» Required action:
Return all of the entries, keeping every word and mark as it is.

» Data extract:
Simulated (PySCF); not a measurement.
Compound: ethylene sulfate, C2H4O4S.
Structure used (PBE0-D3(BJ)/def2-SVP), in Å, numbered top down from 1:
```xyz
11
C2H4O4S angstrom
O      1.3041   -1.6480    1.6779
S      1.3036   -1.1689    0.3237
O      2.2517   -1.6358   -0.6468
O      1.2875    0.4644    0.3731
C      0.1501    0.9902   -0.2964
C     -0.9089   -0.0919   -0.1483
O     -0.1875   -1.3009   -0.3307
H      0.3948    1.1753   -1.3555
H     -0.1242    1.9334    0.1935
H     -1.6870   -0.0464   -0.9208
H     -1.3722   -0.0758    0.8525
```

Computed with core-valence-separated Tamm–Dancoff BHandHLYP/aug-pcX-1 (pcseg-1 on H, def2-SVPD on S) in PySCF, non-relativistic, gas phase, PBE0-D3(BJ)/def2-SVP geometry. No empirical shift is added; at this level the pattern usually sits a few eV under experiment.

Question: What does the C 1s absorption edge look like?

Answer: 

» Written answer:
Simulated (PySCF); not a measurement.
Compound: ethylene sulfate, C2H4O4S.
Structure used (PBE0-D3(BJ)/def2-SVP), in Å, numbered top down from 1:
```xyz
11
C2H4O4S angstrom
O      1.3041   -1.6480    1.6779
S      1.3036   -1.1689    0.3237
O      2.2517   -1.6358   -0.6468
O      1.2875    0.4644    0.3731
C      0.1501    0.9902   -0.2964
C     -0.9089   -0.0919   -0.1483
O     -0.1875   -1.3009   -0.3307
H      0.3948    1.1753   -1.3555
H     -0.1242    1.9334    0.1935
H     -1.6870   -0.0464   -0.9208
H     -1.3722   -0.0758    0.8525
```

Computed with core-valence-separated Tamm–Dancoff BHandHLYP/aug-pcX-1 (pcseg-1 on H, def2-SVPD on S) in PySCF, non-relativistic, gas phase, PBE0-D3(BJ)/def2-SVP geometry. No empirical shift is added; at this level the pattern usually sits a few eV under experiment.

Question: What does the C 1s absorption edge look like?

Answer: 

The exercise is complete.